I'd like every record given again exactly, please.

::::::::

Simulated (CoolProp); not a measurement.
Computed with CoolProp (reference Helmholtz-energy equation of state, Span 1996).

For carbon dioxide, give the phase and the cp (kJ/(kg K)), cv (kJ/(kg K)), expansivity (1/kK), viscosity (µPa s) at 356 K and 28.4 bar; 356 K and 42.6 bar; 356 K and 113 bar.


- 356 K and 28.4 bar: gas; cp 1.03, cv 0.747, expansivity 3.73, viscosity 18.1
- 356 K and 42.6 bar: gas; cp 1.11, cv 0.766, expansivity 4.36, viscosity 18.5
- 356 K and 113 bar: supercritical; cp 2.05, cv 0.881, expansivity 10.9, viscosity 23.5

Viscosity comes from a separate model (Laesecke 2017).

::::::::

◆ Response
Simulated (CoolProp); not a measurement.
Computed with CoolProp (reference Helmholtz-energy equation of state, Span 1996).

For carbon dioxide, give the phase and the cp (kJ/(kg K)), cv (kJ/(kg K)), expansivity (1/kK), viscosity (µPa s) at 356 K and 28.4 bar; 356 K and 42.6 bar; 356 K and 113 bar.


- 356 K and 28.4 bar: gas; cp 1.03, cv 0.747, expansivity 3.73, viscosity 18.1
- 356 K and 42.6 bar: gas; cp 1.11, cv 0.766, expansivity 4.36, viscosity 18.5
- 356 K and 113 bar: supercritical; cp 2.05, cv 0.881, expansivity 10.9, viscosity 23.5

Viscosity comes from a separate model (Laesecke 2017).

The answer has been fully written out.